--- START ---

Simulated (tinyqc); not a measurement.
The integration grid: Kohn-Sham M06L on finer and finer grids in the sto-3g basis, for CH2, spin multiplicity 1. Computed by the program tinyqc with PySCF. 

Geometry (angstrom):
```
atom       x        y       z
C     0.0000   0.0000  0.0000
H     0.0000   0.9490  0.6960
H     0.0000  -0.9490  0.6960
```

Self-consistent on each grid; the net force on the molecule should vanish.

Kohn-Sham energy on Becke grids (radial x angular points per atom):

--- END ---

Work request →
From the first line to the last, repeat the records exactly.

Written response →
Simulated (tinyqc); not a measurement.
The integration grid: Kohn-Sham M06L on finer and finer grids in the sto-3g basis, for CH2, spin multiplicity 1. Computed by the program tinyqc with PySCF. 

Geometry (angstrom):
```
atom       x        y       z
C     0.0000   0.0000  0.0000
H     0.0000   0.9490  0.6960
H     0.0000  -0.9490  0.6960
```

Self-consistent on each grid; the net force on the molecule should vanish.

Kohn-Sham energy on Becke grids (radial x angular points per atom):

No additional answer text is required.